* * * * * * *

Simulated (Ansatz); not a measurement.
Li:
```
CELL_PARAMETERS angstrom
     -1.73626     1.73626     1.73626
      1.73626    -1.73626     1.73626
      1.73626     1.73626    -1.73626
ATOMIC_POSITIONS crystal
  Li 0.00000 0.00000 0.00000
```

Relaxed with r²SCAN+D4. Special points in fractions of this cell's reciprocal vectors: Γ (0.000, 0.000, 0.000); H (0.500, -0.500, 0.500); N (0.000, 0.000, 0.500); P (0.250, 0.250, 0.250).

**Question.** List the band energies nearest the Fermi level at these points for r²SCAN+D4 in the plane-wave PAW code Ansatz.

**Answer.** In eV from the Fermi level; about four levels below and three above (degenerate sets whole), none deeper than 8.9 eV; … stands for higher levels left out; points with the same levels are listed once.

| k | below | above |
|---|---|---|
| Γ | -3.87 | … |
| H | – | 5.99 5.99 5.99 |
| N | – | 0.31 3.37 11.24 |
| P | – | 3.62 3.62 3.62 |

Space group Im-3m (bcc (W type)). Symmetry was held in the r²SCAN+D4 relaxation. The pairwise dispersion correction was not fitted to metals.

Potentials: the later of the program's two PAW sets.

* * * * * * *

### REQUIRED ACTION
Both the line containing "PAW code Ansatz." and the line containing "Space group Im-3m" belong in the answer. Print them and every line above that falls between them exactly, and no others.

### EXERCISE SOLUTION
**Question.** List the band energies nearest the Fermi level at these points for r²SCAN+D4 in the plane-wave PAW code Ansatz.

**Answer.** In eV from the Fermi level; about four levels below and three above (degenerate sets whole), none deeper than 8.9 eV; … stands for higher levels left out; points with the same levels are listed once.

| k | below | above |
|---|---|---|
| Γ | -3.87 | … |
| H | – | 5.99 5.99 5.99 |
| N | – | 0.31 3.37 11.24 |
| P | – | 3.62 3.62 3.62 |

Space group Im-3m (bcc (W type)). Symmetry was held in the r²SCAN+D4 relaxation. The pairwise dispersion correction was not fitted to metals.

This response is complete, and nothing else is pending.